[[ EXERCISE DATA, beginning ]]
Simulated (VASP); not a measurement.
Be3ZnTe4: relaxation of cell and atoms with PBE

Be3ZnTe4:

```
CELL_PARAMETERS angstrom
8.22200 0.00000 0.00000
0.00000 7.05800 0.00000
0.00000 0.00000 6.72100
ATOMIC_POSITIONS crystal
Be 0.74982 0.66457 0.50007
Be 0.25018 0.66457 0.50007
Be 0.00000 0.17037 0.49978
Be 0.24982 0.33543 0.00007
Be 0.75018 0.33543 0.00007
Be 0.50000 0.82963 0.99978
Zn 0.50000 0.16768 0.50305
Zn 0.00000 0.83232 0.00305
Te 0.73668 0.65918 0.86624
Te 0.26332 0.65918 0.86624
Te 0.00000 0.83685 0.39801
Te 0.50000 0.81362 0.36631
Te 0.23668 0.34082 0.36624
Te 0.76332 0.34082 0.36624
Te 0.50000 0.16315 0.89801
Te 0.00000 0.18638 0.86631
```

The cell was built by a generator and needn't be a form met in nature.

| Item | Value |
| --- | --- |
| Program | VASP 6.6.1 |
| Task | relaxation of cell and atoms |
[[ EXERCISE DATA, end ]]

**REQUIRED ACTION**
In the reply, include exactly the lines from the beginning of the entries above through the line holding "VASP 6.6.1 |", and nothing besides.

**ANSWER SECTION**
Simulated (VASP); not a measurement.
Be3ZnTe4: relaxation of cell and atoms with PBE

Be3ZnTe4:

```
CELL_PARAMETERS angstrom
8.22200 0.00000 0.00000
0.00000 7.05800 0.00000
0.00000 0.00000 6.72100
ATOMIC_POSITIONS crystal
Be 0.74982 0.66457 0.50007
Be 0.25018 0.66457 0.50007
Be 0.00000 0.17037 0.49978
Be 0.24982 0.33543 0.00007
Be 0.75018 0.33543 0.00007
Be 0.50000 0.82963 0.99978
Zn 0.50000 0.16768 0.50305
Zn 0.00000 0.83232 0.00305
Te 0.73668 0.65918 0.86624
Te 0.26332 0.65918 0.86624
Te 0.00000 0.83685 0.39801
Te 0.50000 0.81362 0.36631
Te 0.23668 0.34082 0.36624
Te 0.76332 0.34082 0.36624
Te 0.50000 0.16315 0.89801
Te 0.00000 0.18638 0.86631
```

The cell was built by a generator and needn't be a form met in nature.

| Item | Value |
| --- | --- |
| Program | VASP 6.6.1 |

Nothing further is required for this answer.